EXTRACTED DATA below:

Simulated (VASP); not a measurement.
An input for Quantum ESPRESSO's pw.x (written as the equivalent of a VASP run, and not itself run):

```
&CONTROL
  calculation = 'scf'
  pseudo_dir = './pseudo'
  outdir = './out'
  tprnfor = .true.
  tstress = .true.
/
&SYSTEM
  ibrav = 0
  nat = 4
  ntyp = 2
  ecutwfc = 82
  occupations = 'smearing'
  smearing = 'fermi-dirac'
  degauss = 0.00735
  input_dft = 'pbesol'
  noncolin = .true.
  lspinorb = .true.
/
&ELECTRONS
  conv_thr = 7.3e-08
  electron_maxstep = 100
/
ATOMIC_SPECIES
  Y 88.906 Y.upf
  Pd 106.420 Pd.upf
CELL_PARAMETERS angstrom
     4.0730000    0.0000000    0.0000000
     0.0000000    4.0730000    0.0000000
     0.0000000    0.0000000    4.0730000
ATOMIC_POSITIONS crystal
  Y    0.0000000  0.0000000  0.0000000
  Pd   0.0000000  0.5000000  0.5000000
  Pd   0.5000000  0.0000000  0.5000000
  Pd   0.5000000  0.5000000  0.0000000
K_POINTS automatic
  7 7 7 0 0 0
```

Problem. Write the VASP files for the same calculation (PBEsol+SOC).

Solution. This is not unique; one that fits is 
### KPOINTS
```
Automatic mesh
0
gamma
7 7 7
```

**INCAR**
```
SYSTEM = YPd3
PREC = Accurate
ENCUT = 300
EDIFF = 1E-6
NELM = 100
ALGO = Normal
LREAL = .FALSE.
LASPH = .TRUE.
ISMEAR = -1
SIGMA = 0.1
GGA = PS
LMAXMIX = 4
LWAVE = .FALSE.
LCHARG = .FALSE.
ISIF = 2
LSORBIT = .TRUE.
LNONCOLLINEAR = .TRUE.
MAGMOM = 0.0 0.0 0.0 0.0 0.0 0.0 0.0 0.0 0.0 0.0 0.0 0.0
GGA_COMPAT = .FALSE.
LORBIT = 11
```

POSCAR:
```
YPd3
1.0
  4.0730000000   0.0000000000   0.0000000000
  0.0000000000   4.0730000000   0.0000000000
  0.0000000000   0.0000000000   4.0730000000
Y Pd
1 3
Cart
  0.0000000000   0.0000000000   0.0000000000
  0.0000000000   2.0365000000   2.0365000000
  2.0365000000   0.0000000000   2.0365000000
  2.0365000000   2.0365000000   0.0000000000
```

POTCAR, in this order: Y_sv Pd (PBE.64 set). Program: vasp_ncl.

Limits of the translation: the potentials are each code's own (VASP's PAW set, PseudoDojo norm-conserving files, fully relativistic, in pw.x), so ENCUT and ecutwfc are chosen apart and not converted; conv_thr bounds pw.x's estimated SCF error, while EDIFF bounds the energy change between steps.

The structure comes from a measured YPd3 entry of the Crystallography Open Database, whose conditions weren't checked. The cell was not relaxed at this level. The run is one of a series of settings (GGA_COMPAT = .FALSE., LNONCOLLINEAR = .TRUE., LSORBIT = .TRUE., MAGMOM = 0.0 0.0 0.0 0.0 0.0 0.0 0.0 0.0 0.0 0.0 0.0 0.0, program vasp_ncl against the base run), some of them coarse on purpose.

End of EXTRACTED DATA.

__EXERCISE__. Quote, word for word, every line from the top of the entries through the line that holds "POTCAR, in this".

__EXERCISE SOLUTION__.
Simulated (VASP); not a measurement.
An input for Quantum ESPRESSO's pw.x (written as the equivalent of a VASP run, and not itself run):

```
&CONTROL
  calculation = 'scf'
  pseudo_dir = './pseudo'
  outdir = './out'
  tprnfor = .true.
  tstress = .true.
/
&SYSTEM
  ibrav = 0
  nat = 4
  ntyp = 2
  ecutwfc = 82
  occupations = 'smearing'
  smearing = 'fermi-dirac'
  degauss = 0.00735
  input_dft = 'pbesol'
  noncolin = .true.
  lspinorb = .true.
/
&ELECTRONS
  conv_thr = 7.3e-08
  electron_maxstep = 100
/
ATOMIC_SPECIES
  Y 88.906 Y.upf
  Pd 106.420 Pd.upf
CELL_PARAMETERS angstrom
     4.0730000    0.0000000    0.0000000
     0.0000000    4.0730000    0.0000000
     0.0000000    0.0000000    4.0730000
ATOMIC_POSITIONS crystal
  Y    0.0000000  0.0000000  0.0000000
  Pd   0.0000000  0.5000000  0.5000000
  Pd   0.5000000  0.0000000  0.5000000
  Pd   0.5000000  0.5000000  0.0000000
K_POINTS automatic
  7 7 7 0 0 0
```

Problem. Write the VASP files for the same calculation (PBEsol+SOC).

Solution. This is not unique; one that fits is 
### KPOINTS
```
Automatic mesh
0
gamma
7 7 7
```

**INCAR**
```
SYSTEM = YPd3
PREC = Accurate
ENCUT = 300
EDIFF = 1E-6
NELM = 100
ALGO = Normal
LREAL = .FALSE.
LASPH = .TRUE.
ISMEAR = -1
SIGMA = 0.1
GGA = PS
LMAXMIX = 4
LWAVE = .FALSE.
LCHARG = .FALSE.
ISIF = 2
LSORBIT = .TRUE.
LNONCOLLINEAR = .TRUE.
MAGMOM = 0.0 0.0 0.0 0.0 0.0 0.0 0.0 0.0 0.0 0.0 0.0 0.0
GGA_COMPAT = .FALSE.
LORBIT = 11
```

POSCAR:
```
YPd3
1.0
  4.0730000000   0.0000000000   0.0000000000
  0.0000000000   4.0730000000   0.0000000000
  0.0000000000   0.0000000000   4.0730000000
Y Pd
1 3
Cart
  0.0000000000   0.0000000000   0.0000000000
  0.0000000000   2.0365000000   2.0365000000
  2.0365000000   0.0000000000   2.0365000000
  2.0365000000   2.0365000000   0.0000000000
```

POTCAR, in this order: Y_sv Pd (PBE.64 set). Program: vasp_ncl.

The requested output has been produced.